▽

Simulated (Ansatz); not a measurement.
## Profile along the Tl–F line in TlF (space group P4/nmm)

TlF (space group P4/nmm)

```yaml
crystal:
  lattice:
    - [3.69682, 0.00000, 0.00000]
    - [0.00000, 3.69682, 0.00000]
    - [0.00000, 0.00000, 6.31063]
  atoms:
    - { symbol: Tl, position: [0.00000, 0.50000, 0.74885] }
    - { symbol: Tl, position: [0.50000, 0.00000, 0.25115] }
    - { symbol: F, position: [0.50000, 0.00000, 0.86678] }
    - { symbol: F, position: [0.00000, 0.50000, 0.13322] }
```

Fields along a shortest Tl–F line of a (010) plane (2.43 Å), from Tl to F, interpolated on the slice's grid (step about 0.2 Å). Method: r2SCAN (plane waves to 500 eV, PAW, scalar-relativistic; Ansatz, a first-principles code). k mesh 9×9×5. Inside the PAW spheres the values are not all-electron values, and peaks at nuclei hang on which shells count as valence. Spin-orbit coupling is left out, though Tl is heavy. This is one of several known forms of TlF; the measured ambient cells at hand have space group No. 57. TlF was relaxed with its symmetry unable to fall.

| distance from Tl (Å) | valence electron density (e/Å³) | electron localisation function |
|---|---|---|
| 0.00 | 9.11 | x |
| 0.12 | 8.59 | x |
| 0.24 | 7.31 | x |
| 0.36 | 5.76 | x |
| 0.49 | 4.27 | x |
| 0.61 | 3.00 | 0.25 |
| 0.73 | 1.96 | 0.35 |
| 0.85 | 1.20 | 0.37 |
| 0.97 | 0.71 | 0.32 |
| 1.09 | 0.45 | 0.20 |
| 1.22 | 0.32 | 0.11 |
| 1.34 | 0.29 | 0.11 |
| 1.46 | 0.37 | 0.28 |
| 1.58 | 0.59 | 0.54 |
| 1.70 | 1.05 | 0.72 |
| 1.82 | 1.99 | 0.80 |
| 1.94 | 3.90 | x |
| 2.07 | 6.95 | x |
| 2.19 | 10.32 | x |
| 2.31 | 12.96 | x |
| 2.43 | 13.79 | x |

△

_Work task_.
Through the line that holds "0.45 | 0.20 |", repeat the material above exactly, starting at its first line.

_Expected answer_.
Simulated (Ansatz); not a measurement.
## Profile along the Tl–F line in TlF (space group P4/nmm)

TlF (space group P4/nmm)

```yaml
crystal:
  lattice:
    - [3.69682, 0.00000, 0.00000]
    - [0.00000, 3.69682, 0.00000]
    - [0.00000, 0.00000, 6.31063]
  atoms:
    - { symbol: Tl, position: [0.00000, 0.50000, 0.74885] }
    - { symbol: Tl, position: [0.50000, 0.00000, 0.25115] }
    - { symbol: F, position: [0.50000, 0.00000, 0.86678] }
    - { symbol: F, position: [0.00000, 0.50000, 0.13322] }
```

Fields along a shortest Tl–F line of a (010) plane (2.43 Å), from Tl to F, interpolated on the slice's grid (step about 0.2 Å). Method: r2SCAN (plane waves to 500 eV, PAW, scalar-relativistic; Ansatz, a first-principles code). k mesh 9×9×5. Inside the PAW spheres the values are not all-electron values, and peaks at nuclei hang on which shells count as valence. Spin-orbit coupling is left out, though Tl is heavy. This is one of several known forms of TlF; the measured ambient cells at hand have space group No. 57. TlF was relaxed with its symmetry unable to fall.

| distance from Tl (Å) | valence electron density (e/Å³) | electron localisation function |
|---|---|---|
| 0.00 | 9.11 | x |
| 0.12 | 8.59 | x |
| 0.24 | 7.31 | x |
| 0.36 | 5.76 | x |
| 0.49 | 4.27 | x |
| 0.61 | 3.00 | 0.25 |
| 0.73 | 1.96 | 0.35 |
| 0.85 | 1.20 | 0.37 |
| 0.97 | 0.71 | 0.32 |
| 1.09 | 0.45 | 0.20 |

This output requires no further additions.